- Assigned task:
Extract the lines from the first line of the records below through the line containing "Levels without +SOC", inclusive, and reproduce them exactly as written.

+ + + + +
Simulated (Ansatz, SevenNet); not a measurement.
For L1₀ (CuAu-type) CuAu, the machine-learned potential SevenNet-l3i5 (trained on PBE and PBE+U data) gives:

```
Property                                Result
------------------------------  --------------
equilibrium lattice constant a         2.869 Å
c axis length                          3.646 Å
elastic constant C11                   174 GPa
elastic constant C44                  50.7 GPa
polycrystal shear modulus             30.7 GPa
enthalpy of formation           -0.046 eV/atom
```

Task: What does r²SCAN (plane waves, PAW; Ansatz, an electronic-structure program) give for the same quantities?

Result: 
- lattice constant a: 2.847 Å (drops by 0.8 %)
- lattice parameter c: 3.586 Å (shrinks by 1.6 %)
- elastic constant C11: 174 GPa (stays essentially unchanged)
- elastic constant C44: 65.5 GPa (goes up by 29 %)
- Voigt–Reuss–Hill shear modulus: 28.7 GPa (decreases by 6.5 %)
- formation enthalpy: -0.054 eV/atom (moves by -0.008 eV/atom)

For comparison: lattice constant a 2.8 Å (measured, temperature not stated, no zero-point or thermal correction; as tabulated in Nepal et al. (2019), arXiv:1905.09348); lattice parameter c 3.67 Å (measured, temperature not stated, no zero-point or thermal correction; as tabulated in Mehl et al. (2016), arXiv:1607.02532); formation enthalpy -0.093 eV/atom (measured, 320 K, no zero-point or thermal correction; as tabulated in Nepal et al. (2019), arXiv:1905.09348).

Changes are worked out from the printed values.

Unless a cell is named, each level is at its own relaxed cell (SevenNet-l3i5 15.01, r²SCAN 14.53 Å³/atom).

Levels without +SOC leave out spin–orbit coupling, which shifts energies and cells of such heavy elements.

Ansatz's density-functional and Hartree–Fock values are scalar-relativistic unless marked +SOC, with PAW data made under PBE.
+ + + + +

- Exercise output:
Simulated (Ansatz, SevenNet); not a measurement.
For L1₀ (CuAu-type) CuAu, the machine-learned potential SevenNet-l3i5 (trained on PBE and PBE+U data) gives:

```
Property                                Result
------------------------------  --------------
equilibrium lattice constant a         2.869 Å
c axis length                          3.646 Å
elastic constant C11                   174 GPa
elastic constant C44                  50.7 GPa
polycrystal shear modulus             30.7 GPa
enthalpy of formation           -0.046 eV/atom
```

Task: What does r²SCAN (plane waves, PAW; Ansatz, an electronic-structure program) give for the same quantities?

Result: 
- lattice constant a: 2.847 Å (drops by 0.8 %)
- lattice parameter c: 3.586 Å (shrinks by 1.6 %)
- elastic constant C11: 174 GPa (stays essentially unchanged)
- elastic constant C44: 65.5 GPa (goes up by 29 %)
- Voigt–Reuss–Hill shear modulus: 28.7 GPa (decreases by 6.5 %)
- formation enthalpy: -0.054 eV/atom (moves by -0.008 eV/atom)

For comparison: lattice constant a 2.8 Å (measured, temperature not stated, no zero-point or thermal correction; as tabulated in Nepal et al. (2019), arXiv:1905.09348); lattice parameter c 3.67 Å (measured, temperature not stated, no zero-point or thermal correction; as tabulated in Mehl et al. (2016), arXiv:1607.02532); formation enthalpy -0.093 eV/atom (measured, 320 K, no zero-point or thermal correction; as tabulated in Nepal et al. (2019), arXiv:1905.09348).

Changes are worked out from the printed values.

Unless a cell is named, each level is at its own relaxed cell (SevenNet-l3i5 15.01, r²SCAN 14.53 Å³/atom).

Levels without +SOC leave out spin–orbit coupling, which shifts energies and cells of such heavy elements.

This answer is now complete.